Top of LISTED ENTRIES
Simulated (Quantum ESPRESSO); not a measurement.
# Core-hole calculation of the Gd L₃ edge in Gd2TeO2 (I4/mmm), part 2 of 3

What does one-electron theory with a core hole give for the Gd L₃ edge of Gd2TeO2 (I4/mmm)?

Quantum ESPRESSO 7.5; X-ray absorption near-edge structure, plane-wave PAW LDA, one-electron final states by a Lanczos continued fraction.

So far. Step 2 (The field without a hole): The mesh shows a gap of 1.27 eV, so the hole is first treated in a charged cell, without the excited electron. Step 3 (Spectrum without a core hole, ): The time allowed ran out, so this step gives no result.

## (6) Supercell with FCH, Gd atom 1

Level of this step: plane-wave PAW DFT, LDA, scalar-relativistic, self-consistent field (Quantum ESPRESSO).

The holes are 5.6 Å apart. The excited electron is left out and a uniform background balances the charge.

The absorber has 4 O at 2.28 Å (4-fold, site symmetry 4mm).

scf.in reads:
Bottom of LISTED ENTRIES

### [REQUIRED ACTION]
Using the records above, output exactly the lines from the first through the line that contains "What does one-electron", with both of those included.

### [WRITTEN SOLUTION]
Simulated (Quantum ESPRESSO); not a measurement.
# Core-hole calculation of the Gd L₃ edge in Gd2TeO2 (I4/mmm), part 2 of 3

What does one-electron theory with a core hole give for the Gd L₃ edge of Gd2TeO2 (I4/mmm)?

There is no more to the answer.